[[ Data section open ]]

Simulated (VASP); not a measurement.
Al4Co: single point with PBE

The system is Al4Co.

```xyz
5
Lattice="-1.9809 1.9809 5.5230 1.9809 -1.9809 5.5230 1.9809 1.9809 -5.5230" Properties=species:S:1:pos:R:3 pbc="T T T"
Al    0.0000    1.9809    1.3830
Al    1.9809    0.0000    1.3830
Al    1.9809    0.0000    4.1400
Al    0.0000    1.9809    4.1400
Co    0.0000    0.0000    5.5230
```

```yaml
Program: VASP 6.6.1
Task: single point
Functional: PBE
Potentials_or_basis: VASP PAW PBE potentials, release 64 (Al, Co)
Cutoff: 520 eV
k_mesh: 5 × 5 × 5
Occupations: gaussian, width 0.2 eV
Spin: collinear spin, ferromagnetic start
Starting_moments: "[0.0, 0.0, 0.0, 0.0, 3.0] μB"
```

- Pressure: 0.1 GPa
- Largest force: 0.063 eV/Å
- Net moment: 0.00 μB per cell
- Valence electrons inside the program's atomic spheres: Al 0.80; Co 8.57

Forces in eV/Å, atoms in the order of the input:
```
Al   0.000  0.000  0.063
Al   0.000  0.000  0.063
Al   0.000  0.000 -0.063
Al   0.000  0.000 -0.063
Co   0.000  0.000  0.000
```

[[ Data section closed ]]

Every entry above must be returned word for word.

> **Exercise solution**
Simulated (VASP); not a measurement.
Al4Co: single point with PBE

The system is Al4Co.

```xyz
5
Lattice="-1.9809 1.9809 5.5230 1.9809 -1.9809 5.5230 1.9809 1.9809 -5.5230" Properties=species:S:1:pos:R:3 pbc="T T T"
Al    0.0000    1.9809    1.3830
Al    1.9809    0.0000    1.3830
Al    1.9809    0.0000    4.1400
Al    0.0000    1.9809    4.1400
Co    0.0000    0.0000    5.5230
```

```yaml
Program: VASP 6.6.1
Task: single point
Functional: PBE
Potentials_or_basis: VASP PAW PBE potentials, release 64 (Al, Co)
Cutoff: 520 eV
k_mesh: 5 × 5 × 5
Occupations: gaussian, width 0.2 eV
Spin: collinear spin, ferromagnetic start
Starting_moments: "[0.0, 0.0, 0.0, 0.0, 3.0] μB"
```

- Pressure: 0.1 GPa
- Largest force: 0.063 eV/Å
- Net moment: 0.00 μB per cell
- Valence electrons inside the program's atomic spheres: Al 0.80; Co 8.57

Forces in eV/Å, atoms in the order of the input:
```
Al   0.000  0.000  0.063
Al   0.000  0.000  0.063
Al   0.000  0.000 -0.063
Al   0.000  0.000 -0.063
Co   0.000  0.000  0.000
```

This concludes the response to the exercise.